From first line to last, retype the data exactly.

== DATASET EXCERPTS ==
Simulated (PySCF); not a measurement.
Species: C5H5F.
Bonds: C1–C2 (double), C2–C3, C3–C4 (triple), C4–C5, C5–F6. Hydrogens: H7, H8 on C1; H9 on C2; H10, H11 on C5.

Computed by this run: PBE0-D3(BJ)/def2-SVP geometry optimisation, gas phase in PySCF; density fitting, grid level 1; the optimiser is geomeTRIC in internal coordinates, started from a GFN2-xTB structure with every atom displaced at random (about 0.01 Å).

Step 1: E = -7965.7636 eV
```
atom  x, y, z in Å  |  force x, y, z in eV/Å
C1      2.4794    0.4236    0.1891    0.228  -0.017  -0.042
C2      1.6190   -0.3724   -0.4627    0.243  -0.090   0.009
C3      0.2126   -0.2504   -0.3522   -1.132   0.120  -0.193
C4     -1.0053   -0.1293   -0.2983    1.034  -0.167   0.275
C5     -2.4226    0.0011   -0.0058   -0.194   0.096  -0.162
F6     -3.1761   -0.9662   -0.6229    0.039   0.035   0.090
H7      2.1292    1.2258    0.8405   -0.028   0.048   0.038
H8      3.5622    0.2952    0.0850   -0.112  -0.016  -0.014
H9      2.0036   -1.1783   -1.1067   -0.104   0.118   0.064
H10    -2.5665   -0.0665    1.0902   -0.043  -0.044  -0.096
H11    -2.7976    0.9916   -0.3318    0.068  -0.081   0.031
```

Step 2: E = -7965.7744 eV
===

**SOLUTION:**
Simulated (PySCF); not a measurement.
Species: C5H5F.
Bonds: C1–C2 (double), C2–C3, C3–C4 (triple), C4–C5, C5–F6. Hydrogens: H7, H8 on C1; H9 on C2; H10, H11 on C5.

Computed by this run: PBE0-D3(BJ)/def2-SVP geometry optimisation, gas phase in PySCF; density fitting, grid level 1; the optimiser is geomeTRIC in internal coordinates, started from a GFN2-xTB structure with every atom displaced at random (about 0.01 Å).

Step 1: E = -7965.7636 eV
```
atom  x, y, z in Å  |  force x, y, z in eV/Å
C1      2.4794    0.4236    0.1891    0.228  -0.017  -0.042
C2      1.6190   -0.3724   -0.4627    0.243  -0.090   0.009
C3      0.2126   -0.2504   -0.3522   -1.132   0.120  -0.193
C4     -1.0053   -0.1293   -0.2983    1.034  -0.167   0.275
C5     -2.4226    0.0011   -0.0058   -0.194   0.096  -0.162
F6     -3.1761   -0.9662   -0.6229    0.039   0.035   0.090
H7      2.1292    1.2258    0.8405   -0.028   0.048   0.038
H8      3.5622    0.2952    0.0850   -0.112  -0.016  -0.014
H9      2.0036   -1.1783   -1.1067   -0.104   0.118   0.064
H10    -2.5665   -0.0665    1.0902   -0.043  -0.044  -0.096
H11    -2.7976    0.9916   -0.3318    0.068  -0.081   0.031
```

Step 2: E = -7965.7744 eV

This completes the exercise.